Action item: Restate the entries below word for word, leaving nothing out.

===== Data for review =====

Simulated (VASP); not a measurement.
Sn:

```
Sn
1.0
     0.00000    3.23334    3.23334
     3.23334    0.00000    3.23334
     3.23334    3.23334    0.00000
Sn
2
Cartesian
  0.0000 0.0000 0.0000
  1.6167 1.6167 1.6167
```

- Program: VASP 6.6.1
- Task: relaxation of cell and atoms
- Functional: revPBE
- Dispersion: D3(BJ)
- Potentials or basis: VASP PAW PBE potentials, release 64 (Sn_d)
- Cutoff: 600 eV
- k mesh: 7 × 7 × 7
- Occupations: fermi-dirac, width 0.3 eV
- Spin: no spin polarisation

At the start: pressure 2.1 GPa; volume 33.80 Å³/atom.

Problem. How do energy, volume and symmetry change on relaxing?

=====

Task answer:
Simulated (VASP); not a measurement.
Sn:

```
Sn
1.0
     0.00000    3.23334    3.23334
     3.23334    0.00000    3.23334
     3.23334    3.23334    0.00000
Sn
2
Cartesian
  0.0000 0.0000 0.0000
  1.6167 1.6167 1.6167
```

- Program: VASP 6.6.1
- Task: relaxation of cell and atoms
- Functional: revPBE
- Dispersion: D3(BJ)
- Potentials or basis: VASP PAW PBE potentials, release 64 (Sn_d)
- Cutoff: 600 eV
- k mesh: 7 × 7 × 7
- Occupations: fermi-dirac, width 0.3 eV
- Spin: no spin polarisation

At the start: pressure 2.1 GPa; volume 33.80 Å³/atom.

Problem. How do energy, volume and symmetry change on relaxing?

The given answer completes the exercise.